**Required action:**
What appears from the first line of the data below through the line containing "These are results", both included, should be copied exactly, and nothing else.

**Source data:**
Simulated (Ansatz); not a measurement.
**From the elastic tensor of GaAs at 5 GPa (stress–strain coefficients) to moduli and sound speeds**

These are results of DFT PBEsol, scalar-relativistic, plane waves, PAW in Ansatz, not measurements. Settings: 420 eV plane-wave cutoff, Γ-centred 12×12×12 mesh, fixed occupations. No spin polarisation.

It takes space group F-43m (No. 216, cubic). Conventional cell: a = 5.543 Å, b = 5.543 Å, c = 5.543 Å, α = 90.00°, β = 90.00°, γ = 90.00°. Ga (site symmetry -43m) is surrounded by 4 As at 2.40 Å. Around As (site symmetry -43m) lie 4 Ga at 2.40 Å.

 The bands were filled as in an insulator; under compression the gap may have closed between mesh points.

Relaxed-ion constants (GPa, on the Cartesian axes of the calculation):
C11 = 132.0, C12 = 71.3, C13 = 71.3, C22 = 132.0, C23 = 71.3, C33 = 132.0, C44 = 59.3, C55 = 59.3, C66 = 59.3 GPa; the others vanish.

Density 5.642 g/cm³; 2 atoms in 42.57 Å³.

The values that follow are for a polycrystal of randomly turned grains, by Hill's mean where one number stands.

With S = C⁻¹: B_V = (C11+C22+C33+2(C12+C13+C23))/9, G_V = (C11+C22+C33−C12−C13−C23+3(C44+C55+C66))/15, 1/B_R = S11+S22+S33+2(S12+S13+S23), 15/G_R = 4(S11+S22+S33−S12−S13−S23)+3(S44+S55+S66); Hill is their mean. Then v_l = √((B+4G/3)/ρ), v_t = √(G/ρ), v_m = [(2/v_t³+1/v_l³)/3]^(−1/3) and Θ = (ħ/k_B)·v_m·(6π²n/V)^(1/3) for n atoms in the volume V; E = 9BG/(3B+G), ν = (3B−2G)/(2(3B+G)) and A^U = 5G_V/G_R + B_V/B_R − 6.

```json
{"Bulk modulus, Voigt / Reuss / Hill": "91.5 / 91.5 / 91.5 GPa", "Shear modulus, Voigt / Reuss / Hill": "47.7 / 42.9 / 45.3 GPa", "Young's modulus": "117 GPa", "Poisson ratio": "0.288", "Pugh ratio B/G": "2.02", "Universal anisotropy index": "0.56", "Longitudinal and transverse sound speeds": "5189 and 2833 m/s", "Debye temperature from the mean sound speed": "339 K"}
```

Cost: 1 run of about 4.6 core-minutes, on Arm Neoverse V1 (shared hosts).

**Answer section:**
Simulated (Ansatz); not a measurement.
**From the elastic tensor of GaAs at 5 GPa (stress–strain coefficients) to moduli and sound speeds**

These are results of DFT PBEsol, scalar-relativistic, plane waves, PAW in Ansatz, not measurements. Settings: 420 eV plane-wave cutoff, Γ-centred 12×12×12 mesh, fixed occupations. No spin polarisation.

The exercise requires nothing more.